DATA EXTRACTS:
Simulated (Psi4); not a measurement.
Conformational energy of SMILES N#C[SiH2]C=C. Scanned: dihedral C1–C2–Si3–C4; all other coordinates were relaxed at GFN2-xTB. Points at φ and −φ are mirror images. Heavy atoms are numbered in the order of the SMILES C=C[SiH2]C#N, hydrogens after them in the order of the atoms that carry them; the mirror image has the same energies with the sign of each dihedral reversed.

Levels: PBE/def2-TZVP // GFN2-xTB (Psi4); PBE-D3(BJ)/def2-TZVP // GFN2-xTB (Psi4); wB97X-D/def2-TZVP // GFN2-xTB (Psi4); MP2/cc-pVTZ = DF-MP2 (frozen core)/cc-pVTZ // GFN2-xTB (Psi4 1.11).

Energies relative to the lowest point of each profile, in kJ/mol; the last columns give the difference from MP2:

REQUIREMENT: Write every entry out again. Leave each one exactly as it is.

TASK ANSWER:
Simulated (Psi4); not a measurement.
Conformational energy of SMILES N#C[SiH2]C=C. Scanned: dihedral C1–C2–Si3–C4; all other coordinates were relaxed at GFN2-xTB. Points at φ and −φ are mirror images. Heavy atoms are numbered in the order of the SMILES C=C[SiH2]C#N, hydrogens after them in the order of the atoms that carry them; the mirror image has the same energies with the sign of each dihedral reversed.

Levels: PBE/def2-TZVP // GFN2-xTB (Psi4); PBE-D3(BJ)/def2-TZVP // GFN2-xTB (Psi4); wB97X-D/def2-TZVP // GFN2-xTB (Psi4); MP2/cc-pVTZ = DF-MP2 (frozen core)/cc-pVTZ // GFN2-xTB (Psi4 1.11).

Energies relative to the lowest point of each profile, in kJ/mol; the last columns give the difference from MP2:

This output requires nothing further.